*** Opening of DATA EXTRACT ***
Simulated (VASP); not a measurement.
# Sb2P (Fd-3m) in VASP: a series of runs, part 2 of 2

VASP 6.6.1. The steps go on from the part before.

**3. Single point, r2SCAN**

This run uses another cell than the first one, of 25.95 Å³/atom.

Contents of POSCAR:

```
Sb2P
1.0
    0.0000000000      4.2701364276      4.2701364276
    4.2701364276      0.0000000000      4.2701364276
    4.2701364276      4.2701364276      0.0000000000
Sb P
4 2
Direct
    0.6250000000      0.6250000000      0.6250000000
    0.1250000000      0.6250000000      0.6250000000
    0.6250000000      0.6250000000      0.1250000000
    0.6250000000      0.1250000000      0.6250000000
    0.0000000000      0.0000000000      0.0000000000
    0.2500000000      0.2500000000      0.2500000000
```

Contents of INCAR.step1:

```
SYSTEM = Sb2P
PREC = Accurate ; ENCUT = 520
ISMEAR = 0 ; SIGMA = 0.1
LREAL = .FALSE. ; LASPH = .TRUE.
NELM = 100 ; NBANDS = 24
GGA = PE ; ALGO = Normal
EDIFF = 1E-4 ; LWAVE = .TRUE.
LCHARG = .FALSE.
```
*** Close of DATA EXTRACT ***

Please write out each line of the listing above exactly.

Simulated (VASP); not a measurement.
# Sb2P (Fd-3m) in VASP: a series of runs, part 2 of 2

VASP 6.6.1. The steps go on from the part before.

**3. Single point, r2SCAN**

This run uses another cell than the first one, of 25.95 Å³/atom.

Contents of POSCAR:

```
Sb2P
1.0
    0.0000000000      4.2701364276      4.2701364276
    4.2701364276      0.0000000000      4.2701364276
    4.2701364276      4.2701364276      0.0000000000
Sb P
4 2
Direct
    0.6250000000      0.6250000000      0.6250000000
    0.1250000000      0.6250000000      0.6250000000
    0.6250000000      0.6250000000      0.1250000000
    0.6250000000      0.1250000000      0.6250000000
    0.0000000000      0.0000000000      0.0000000000
    0.2500000000      0.2500000000      0.2500000000
```

Contents of INCAR.step1:

```
SYSTEM = Sb2P
PREC = Accurate ; ENCUT = 520
ISMEAR = 0 ; SIGMA = 0.1
LREAL = .FALSE. ; LASPH = .TRUE.
NELM = 100 ; NBANDS = 24
GGA = PE ; ALGO = Normal
EDIFF = 1E-4 ; LWAVE = .TRUE.
LCHARG = .FALSE.
```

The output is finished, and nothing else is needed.